Assigned task: Copy every record word for word.

Input data:
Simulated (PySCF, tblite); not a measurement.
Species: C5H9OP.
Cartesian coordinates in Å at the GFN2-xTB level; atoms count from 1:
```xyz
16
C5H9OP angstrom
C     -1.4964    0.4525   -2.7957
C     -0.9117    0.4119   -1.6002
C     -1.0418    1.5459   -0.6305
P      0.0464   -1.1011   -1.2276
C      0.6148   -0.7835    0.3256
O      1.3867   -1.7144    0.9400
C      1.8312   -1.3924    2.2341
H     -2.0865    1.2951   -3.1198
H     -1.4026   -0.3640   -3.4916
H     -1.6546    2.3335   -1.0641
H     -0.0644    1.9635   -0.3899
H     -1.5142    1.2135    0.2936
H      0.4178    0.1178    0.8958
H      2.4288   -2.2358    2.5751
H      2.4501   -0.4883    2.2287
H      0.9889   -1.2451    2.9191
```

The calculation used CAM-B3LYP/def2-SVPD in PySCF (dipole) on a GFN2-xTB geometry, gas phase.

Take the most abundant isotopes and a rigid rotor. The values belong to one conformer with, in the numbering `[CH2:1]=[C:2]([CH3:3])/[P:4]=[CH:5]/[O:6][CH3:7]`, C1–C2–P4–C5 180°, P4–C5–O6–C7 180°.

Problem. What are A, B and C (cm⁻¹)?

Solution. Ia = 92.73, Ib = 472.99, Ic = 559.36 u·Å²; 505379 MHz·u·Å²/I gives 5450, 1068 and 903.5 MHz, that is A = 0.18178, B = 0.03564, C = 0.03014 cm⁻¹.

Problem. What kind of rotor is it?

Solution:
Simulated (PySCF, tblite); not a measurement.
Species: C5H9OP.
Cartesian coordinates in Å at the GFN2-xTB level; atoms count from 1:
```xyz
16
C5H9OP angstrom
C     -1.4964    0.4525   -2.7957
C     -0.9117    0.4119   -1.6002
C     -1.0418    1.5459   -0.6305
P      0.0464   -1.1011   -1.2276
C      0.6148   -0.7835    0.3256
O      1.3867   -1.7144    0.9400
C      1.8312   -1.3924    2.2341
H     -2.0865    1.2951   -3.1198
H     -1.4026   -0.3640   -3.4916
H     -1.6546    2.3335   -1.0641
H     -0.0644    1.9635   -0.3899
H     -1.5142    1.2135    0.2936
H      0.4178    0.1178    0.8958
H      2.4288   -2.2358    2.5751
H      2.4501   -0.4883    2.2287
H      0.9889   -1.2451    2.9191
```

The calculation used CAM-B3LYP/def2-SVPD in PySCF (dipole) on a GFN2-xTB geometry, gas phase.

Take the most abundant isotopes and a rigid rotor. The values belong to one conformer with, in the numbering `[CH2:1]=[C:2]([CH3:3])/[P:4]=[CH:5]/[O:6][CH3:7]`, C1–C2–P4–C5 180°, P4–C5–O6–C7 180°.

Problem. What are A, B and C (cm⁻¹)?

Solution. Ia = 92.73, Ib = 472.99, Ic = 559.36 u·Å²; 505379 MHz·u·Å²/I gives 5450, 1068 and 903.5 MHz, that is A = 0.18178, B = 0.03564, C = 0.03014 cm⁻¹.

Problem. What kind of rotor is it?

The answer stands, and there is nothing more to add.